- [DATA UNDER STUDY]
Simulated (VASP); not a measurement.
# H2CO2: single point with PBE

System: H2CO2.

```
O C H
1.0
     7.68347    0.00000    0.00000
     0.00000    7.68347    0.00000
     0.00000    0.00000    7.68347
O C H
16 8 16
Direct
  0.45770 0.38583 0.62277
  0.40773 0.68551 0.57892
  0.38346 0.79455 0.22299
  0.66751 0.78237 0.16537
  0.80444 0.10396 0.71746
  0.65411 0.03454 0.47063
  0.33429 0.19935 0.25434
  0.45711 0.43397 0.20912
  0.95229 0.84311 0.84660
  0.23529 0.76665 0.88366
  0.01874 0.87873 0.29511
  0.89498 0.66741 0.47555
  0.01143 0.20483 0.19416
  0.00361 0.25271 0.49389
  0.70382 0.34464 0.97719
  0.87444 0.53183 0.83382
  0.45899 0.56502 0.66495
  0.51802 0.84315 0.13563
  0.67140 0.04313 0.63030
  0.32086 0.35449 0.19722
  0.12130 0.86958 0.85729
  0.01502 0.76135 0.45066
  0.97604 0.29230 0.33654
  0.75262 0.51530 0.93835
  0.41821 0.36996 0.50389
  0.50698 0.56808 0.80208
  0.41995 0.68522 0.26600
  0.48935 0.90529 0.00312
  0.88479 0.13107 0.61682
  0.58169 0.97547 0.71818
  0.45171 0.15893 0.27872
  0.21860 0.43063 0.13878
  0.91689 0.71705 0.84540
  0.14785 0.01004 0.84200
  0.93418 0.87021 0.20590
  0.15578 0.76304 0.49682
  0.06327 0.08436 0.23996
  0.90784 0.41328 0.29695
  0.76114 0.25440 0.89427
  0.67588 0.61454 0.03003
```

- [WORK INSTRUCTION]
The entries above are to be output exactly as they appear.

- [WORKED SOLUTION]
Simulated (VASP); not a measurement.
# H2CO2: single point with PBE

System: H2CO2.

```
O C H
1.0
     7.68347    0.00000    0.00000
     0.00000    7.68347    0.00000
     0.00000    0.00000    7.68347
O C H
16 8 16
Direct
  0.45770 0.38583 0.62277
  0.40773 0.68551 0.57892
  0.38346 0.79455 0.22299
  0.66751 0.78237 0.16537
  0.80444 0.10396 0.71746
  0.65411 0.03454 0.47063
  0.33429 0.19935 0.25434
  0.45711 0.43397 0.20912
  0.95229 0.84311 0.84660
  0.23529 0.76665 0.88366
  0.01874 0.87873 0.29511
  0.89498 0.66741 0.47555
  0.01143 0.20483 0.19416
  0.00361 0.25271 0.49389
  0.70382 0.34464 0.97719
  0.87444 0.53183 0.83382
  0.45899 0.56502 0.66495
  0.51802 0.84315 0.13563
  0.67140 0.04313 0.63030
  0.32086 0.35449 0.19722
  0.12130 0.86958 0.85729
  0.01502 0.76135 0.45066
  0.97604 0.29230 0.33654
  0.75262 0.51530 0.93835
  0.41821 0.36996 0.50389
  0.50698 0.56808 0.80208
  0.41995 0.68522 0.26600
  0.48935 0.90529 0.00312
  0.88479 0.13107 0.61682
  0.58169 0.97547 0.71818
  0.45171 0.15893 0.27872
  0.21860 0.43063 0.13878
  0.91689 0.71705 0.84540
  0.14785 0.01004 0.84200
  0.93418 0.87021 0.20590
  0.15578 0.76304 0.49682
  0.06327 0.08436 0.23996
  0.90784 0.41328 0.29695
  0.76114 0.25440 0.89427
  0.67588 0.61454 0.03003
```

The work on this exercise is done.